__Brief__
Produce an exact transcription of every entry.

◇ ◇ ◇

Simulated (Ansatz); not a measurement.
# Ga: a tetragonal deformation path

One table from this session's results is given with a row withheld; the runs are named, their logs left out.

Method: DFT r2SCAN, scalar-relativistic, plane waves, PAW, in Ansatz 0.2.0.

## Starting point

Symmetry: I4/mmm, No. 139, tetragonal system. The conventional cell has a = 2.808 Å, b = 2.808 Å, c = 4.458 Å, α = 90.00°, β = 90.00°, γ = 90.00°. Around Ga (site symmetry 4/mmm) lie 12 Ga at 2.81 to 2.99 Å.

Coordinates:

◇ ◇ ◇

__Written response__
Simulated (Ansatz); not a measurement.
# Ga: a tetragonal deformation path

One table from this session's results is given with a row withheld; the runs are named, their logs left out.

Method: DFT r2SCAN, scalar-relativistic, plane waves, PAW, in Ansatz 0.2.0.

## Starting point

Symmetry: I4/mmm, No. 139, tetragonal system. The conventional cell has a = 2.808 Å, b = 2.808 Å, c = 4.458 Å, α = 90.00°, β = 90.00°, γ = 90.00°. Around Ga (site symmetry 4/mmm) lie 12 Ga at 2.81 to 2.99 Å.

Coordinates:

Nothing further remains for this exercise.